===== INFORMATION SUPPLIED =====

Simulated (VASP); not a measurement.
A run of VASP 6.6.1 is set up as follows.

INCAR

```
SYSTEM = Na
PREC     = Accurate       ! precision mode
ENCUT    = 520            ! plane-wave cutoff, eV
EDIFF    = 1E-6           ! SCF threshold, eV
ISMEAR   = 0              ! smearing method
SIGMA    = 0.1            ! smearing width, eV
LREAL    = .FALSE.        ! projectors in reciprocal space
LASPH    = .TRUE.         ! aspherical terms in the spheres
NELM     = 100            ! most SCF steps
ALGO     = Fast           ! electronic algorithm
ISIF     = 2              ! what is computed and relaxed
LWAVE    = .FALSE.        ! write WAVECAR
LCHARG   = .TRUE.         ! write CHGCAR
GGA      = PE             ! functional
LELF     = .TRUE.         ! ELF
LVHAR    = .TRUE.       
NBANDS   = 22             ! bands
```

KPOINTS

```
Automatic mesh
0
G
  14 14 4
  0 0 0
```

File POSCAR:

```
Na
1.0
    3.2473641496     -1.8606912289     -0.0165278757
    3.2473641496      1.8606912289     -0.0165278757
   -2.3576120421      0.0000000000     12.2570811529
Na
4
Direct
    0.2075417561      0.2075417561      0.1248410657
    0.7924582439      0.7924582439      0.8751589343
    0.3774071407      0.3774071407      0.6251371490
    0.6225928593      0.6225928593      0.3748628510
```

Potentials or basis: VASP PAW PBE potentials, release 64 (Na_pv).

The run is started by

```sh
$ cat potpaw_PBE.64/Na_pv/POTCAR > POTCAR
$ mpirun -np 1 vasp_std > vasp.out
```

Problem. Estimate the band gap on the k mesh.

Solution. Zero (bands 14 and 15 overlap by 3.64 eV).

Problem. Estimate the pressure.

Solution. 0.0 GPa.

=====

REQUIRED ACTION:
Here the output must be the lines above from the line with "The run is started by" to the line with "Problem. Estimate the pressure.", both included, duplicated word for word and nothing else.

TASK RESULT:
The run is started by

```sh
$ cat potpaw_PBE.64/Na_pv/POTCAR > POTCAR
$ mpirun -np 1 vasp_std > vasp.out
```

Problem. Estimate the band gap on the k mesh.

Solution. Zero (bands 14 and 15 overlap by 3.64 eV).

Problem. Estimate the pressure.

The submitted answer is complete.